**WORK ITEM**:
Below this line is the material. Write out only its lines from the one containing "(GPa) | -2.6 |" through the one containing "Problem. Estimate VASP's values.", both kept, exactly.

——

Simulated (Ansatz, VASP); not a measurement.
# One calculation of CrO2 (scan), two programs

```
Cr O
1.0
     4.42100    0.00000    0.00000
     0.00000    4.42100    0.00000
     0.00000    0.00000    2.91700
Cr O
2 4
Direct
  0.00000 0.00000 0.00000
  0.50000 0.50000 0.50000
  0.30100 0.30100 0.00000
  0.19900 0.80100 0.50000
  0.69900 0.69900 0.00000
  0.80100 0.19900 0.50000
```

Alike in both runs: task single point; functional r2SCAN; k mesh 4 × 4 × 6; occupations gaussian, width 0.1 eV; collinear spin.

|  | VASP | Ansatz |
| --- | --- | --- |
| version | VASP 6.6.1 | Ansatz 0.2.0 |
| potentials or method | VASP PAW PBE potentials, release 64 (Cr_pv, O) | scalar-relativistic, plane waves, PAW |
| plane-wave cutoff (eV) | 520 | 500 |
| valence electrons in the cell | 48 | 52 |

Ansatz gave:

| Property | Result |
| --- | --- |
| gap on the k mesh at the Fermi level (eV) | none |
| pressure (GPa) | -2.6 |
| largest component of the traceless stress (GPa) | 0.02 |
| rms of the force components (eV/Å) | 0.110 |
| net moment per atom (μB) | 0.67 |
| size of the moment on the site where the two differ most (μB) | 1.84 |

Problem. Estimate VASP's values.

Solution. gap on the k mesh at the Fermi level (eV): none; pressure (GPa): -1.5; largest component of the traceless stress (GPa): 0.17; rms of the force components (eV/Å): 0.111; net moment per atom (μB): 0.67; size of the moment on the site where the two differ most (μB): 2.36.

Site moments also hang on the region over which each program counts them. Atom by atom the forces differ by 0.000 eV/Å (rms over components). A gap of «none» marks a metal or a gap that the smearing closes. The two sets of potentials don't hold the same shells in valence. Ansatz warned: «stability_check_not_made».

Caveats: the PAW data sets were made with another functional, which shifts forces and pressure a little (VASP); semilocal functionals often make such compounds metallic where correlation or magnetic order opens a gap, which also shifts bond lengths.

——

**WRITTEN ANSWER**:
| pressure (GPa) | -2.6 |
| largest component of the traceless stress (GPa) | 0.02 |
| rms of the force components (eV/Å) | 0.110 |
| net moment per atom (μB) | 0.67 |
| size of the moment on the site where the two differ most (μB) | 1.84 |

Problem. Estimate VASP's values.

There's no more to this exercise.